──────────
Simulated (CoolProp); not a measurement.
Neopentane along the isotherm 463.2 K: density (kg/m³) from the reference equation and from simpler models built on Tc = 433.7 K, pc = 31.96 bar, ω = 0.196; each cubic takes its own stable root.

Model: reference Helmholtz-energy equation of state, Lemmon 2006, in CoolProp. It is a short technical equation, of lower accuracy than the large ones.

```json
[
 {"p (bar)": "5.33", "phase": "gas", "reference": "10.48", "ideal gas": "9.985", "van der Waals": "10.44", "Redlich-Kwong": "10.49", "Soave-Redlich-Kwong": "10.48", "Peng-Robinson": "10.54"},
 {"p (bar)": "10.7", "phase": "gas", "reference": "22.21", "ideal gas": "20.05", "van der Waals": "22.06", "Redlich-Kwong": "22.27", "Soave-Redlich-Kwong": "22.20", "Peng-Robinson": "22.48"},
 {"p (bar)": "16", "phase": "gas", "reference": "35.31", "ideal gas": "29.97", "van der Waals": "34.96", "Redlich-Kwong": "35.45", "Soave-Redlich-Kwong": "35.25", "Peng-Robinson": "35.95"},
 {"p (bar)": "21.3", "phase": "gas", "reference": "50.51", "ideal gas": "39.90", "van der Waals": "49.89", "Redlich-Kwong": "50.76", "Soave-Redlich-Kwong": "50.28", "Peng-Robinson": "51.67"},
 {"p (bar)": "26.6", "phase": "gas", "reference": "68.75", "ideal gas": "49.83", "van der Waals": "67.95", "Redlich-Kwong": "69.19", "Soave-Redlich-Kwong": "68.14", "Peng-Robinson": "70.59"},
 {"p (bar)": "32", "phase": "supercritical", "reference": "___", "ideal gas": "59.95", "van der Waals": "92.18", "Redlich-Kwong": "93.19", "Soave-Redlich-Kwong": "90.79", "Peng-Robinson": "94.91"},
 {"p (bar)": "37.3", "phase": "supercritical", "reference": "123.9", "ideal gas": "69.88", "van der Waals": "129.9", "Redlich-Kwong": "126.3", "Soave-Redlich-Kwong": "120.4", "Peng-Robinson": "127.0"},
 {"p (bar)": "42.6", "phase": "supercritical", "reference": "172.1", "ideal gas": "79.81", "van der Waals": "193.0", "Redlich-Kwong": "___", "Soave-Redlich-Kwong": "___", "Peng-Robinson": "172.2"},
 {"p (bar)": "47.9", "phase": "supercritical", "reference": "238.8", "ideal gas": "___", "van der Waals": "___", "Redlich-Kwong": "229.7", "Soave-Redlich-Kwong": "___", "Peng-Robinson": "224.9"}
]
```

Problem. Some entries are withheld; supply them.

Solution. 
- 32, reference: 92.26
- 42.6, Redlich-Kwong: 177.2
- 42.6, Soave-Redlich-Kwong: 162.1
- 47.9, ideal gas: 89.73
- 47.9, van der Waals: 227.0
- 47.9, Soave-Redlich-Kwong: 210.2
──────────

BRIEF: In the material above, locate the line containing "Problem. Some entries" and the line containing "- 47.9, van der Waals: 227.0". Transcribe exactly those two lines and every line between them, and nothing more.

EXERCISE RESULT:
Problem. Some entries are withheld; supply them.

Solution. 
- 32, reference: 92.26
- 42.6, Redlich-Kwong: 177.2
- 42.6, Soave-Redlich-Kwong: 162.1
- 47.9, ideal gas: 89.73
- 47.9, van der Waals: 227.0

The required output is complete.